ACTIVITY =
Print this span of the material below exactly: the line with "C1; H7 on C4)", the line with "Theory: core-valence-separated Tamm–Dancoff", and every line between them, but nothing else.

EXTRACTED ENTRIES =
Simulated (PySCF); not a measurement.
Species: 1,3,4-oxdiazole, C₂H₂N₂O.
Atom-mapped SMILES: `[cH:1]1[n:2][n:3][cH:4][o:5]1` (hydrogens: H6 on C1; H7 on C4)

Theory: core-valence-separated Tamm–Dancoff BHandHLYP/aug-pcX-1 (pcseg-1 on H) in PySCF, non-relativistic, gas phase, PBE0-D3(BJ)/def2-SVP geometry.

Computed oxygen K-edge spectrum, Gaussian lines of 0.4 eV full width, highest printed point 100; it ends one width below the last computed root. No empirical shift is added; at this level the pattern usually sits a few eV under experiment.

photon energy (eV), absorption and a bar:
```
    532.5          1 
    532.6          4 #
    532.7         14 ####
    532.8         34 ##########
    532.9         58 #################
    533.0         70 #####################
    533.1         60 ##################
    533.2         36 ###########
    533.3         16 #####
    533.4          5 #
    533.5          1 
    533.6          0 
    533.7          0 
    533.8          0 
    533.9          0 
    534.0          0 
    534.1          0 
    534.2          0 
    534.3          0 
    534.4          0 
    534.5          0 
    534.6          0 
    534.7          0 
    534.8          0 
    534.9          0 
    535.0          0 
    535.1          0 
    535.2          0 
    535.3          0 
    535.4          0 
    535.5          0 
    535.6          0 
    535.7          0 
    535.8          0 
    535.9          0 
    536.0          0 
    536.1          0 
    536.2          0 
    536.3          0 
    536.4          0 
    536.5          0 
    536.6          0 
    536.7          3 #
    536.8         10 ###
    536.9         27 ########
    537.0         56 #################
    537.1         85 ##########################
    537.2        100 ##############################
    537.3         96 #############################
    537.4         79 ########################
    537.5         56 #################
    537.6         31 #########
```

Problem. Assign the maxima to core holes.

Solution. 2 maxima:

ANSWER BOX =
Atom-mapped SMILES: `[cH:1]1[n:2][n:3][cH:4][o:5]1` (hydrogens: H6 on C1; H7 on C4)

Theory: core-valence-separated Tamm–Dancoff BHandHLYP/aug-pcX-1 (pcseg-1 on H) in PySCF, non-relativistic, gas phase, PBE0-D3(BJ)/def2-SVP geometry.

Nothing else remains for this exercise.